════════
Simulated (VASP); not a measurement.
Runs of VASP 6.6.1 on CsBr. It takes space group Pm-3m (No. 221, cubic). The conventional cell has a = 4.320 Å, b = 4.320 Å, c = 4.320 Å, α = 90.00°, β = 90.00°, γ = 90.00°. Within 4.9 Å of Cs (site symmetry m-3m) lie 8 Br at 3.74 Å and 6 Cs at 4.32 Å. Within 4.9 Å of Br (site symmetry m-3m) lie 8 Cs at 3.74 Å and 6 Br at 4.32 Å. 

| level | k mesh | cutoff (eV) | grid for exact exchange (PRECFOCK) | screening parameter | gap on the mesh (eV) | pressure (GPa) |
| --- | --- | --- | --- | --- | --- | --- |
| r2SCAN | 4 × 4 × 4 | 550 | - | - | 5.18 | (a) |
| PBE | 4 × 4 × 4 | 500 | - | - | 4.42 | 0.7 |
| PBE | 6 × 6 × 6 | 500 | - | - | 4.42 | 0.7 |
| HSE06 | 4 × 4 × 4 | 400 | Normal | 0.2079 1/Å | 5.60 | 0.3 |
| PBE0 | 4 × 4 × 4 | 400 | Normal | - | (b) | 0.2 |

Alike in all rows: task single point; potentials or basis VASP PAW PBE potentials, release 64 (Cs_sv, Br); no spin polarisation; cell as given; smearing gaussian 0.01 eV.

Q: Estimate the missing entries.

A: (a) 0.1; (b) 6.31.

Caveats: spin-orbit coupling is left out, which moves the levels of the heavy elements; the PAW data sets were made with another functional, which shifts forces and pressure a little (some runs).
════════

# Required action
From the top of the material above, print every line exactly, ending with the line that holds "A: (a) 0.1; (b) 6.31.".

# Answer section
Simulated (VASP); not a measurement.
Runs of VASP 6.6.1 on CsBr. It takes space group Pm-3m (No. 221, cubic). The conventional cell has a = 4.320 Å, b = 4.320 Å, c = 4.320 Å, α = 90.00°, β = 90.00°, γ = 90.00°. Within 4.9 Å of Cs (site symmetry m-3m) lie 8 Br at 3.74 Å and 6 Cs at 4.32 Å. Within 4.9 Å of Br (site symmetry m-3m) lie 8 Cs at 3.74 Å and 6 Br at 4.32 Å. 

| level | k mesh | cutoff (eV) | grid for exact exchange (PRECFOCK) | screening parameter | gap on the mesh (eV) | pressure (GPa) |
| --- | --- | --- | --- | --- | --- | --- |
| r2SCAN | 4 × 4 × 4 | 550 | - | - | 5.18 | (a) |
| PBE | 4 × 4 × 4 | 500 | - | - | 4.42 | 0.7 |
| PBE | 6 × 6 × 6 | 500 | - | - | 4.42 | 0.7 |
| HSE06 | 4 × 4 × 4 | 400 | Normal | 0.2079 1/Å | 5.60 | 0.3 |
| PBE0 | 4 × 4 × 4 | 400 | Normal | - | (b) | 0.2 |

Alike in all rows: task single point; potentials or basis VASP PAW PBE potentials, release 64 (Cs_sv, Br); no spin polarisation; cell as given; smearing gaussian 0.01 eV.

Q: Estimate the missing entries.

A: (a) 0.1; (b) 6.31.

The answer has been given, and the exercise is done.